▶ Entries provided
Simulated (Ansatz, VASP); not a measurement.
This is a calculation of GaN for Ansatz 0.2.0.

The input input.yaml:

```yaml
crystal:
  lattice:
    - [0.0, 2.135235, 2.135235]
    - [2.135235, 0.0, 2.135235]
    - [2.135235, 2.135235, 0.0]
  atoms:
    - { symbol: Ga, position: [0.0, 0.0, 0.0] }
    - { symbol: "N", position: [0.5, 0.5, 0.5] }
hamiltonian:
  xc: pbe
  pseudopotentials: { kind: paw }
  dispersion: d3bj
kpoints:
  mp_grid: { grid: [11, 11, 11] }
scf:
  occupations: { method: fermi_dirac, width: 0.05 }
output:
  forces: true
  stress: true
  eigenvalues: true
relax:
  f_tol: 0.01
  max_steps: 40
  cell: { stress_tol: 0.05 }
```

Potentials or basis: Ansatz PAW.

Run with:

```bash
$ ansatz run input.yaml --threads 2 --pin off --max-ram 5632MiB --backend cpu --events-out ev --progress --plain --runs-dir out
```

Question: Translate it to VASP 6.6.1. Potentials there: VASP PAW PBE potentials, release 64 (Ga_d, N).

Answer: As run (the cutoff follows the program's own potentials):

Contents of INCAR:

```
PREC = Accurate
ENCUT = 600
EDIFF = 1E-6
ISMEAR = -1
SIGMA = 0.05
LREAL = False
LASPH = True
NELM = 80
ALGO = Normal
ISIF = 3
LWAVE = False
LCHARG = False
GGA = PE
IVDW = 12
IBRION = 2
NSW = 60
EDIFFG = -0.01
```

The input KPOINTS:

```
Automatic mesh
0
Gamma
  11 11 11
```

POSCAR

▶ Assignment
Reproduce the listing above exactly, but only from its first line through the line holding "Question: Translate it"; both of those lines are included.

▶ Response box
Simulated (Ansatz, VASP); not a measurement.
This is a calculation of GaN for Ansatz 0.2.0.

The input input.yaml:

```yaml
crystal:
  lattice:
    - [0.0, 2.135235, 2.135235]
    - [2.135235, 0.0, 2.135235]
    - [2.135235, 2.135235, 0.0]
  atoms:
    - { symbol: Ga, position: [0.0, 0.0, 0.0] }
    - { symbol: "N", position: [0.5, 0.5, 0.5] }
hamiltonian:
  xc: pbe
  pseudopotentials: { kind: paw }
  dispersion: d3bj
kpoints:
  mp_grid: { grid: [11, 11, 11] }
scf:
  occupations: { method: fermi_dirac, width: 0.05 }
output:
  forces: true
  stress: true
  eigenvalues: true
relax:
  f_tol: 0.01
  max_steps: 40
  cell: { stress_tol: 0.05 }
```

Potentials or basis: Ansatz PAW.

Run with:

```bash
$ ansatz run input.yaml --threads 2 --pin off --max-ram 5632MiB --backend cpu --events-out ev --progress --plain --runs-dir out
```

Question: Translate it to VASP 6.6.1. Potentials there: VASP PAW PBE potentials, release 64 (Ga_d, N).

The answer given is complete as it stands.